**WORK TASK:** Copy out the listing beneath, missing nothing.

_ _ _ _ _
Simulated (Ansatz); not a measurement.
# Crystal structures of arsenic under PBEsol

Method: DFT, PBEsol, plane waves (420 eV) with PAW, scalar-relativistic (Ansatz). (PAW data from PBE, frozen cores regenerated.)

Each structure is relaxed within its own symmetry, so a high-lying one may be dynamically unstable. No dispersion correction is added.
_ _ _ _ _

**TASK RESULT:**
Simulated (Ansatz); not a measurement.
# Crystal structures of arsenic under PBEsol

Method: DFT, PBEsol, plane waves (420 eV) with PAW, scalar-relativistic (Ansatz). (PAW data from PBE, frozen cores regenerated.)

Each structure is relaxed within its own symmetry, so a high-lying one may be dynamically unstable. No dispersion correction is added.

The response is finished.